* * * * * * * * *
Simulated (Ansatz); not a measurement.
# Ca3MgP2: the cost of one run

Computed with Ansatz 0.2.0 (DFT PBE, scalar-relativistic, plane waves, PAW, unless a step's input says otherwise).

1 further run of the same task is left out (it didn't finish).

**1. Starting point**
* * * * * * * * *

### [Work instruction]
Line by line, copy the entries above exactly as they appear.

### [Task solution]
Simulated (Ansatz); not a measurement.
# Ca3MgP2: the cost of one run

Computed with Ansatz 0.2.0 (DFT PBE, scalar-relativistic, plane waves, PAW, unless a step's input says otherwise).

1 further run of the same task is left out (it didn't finish).

**1. Starting point**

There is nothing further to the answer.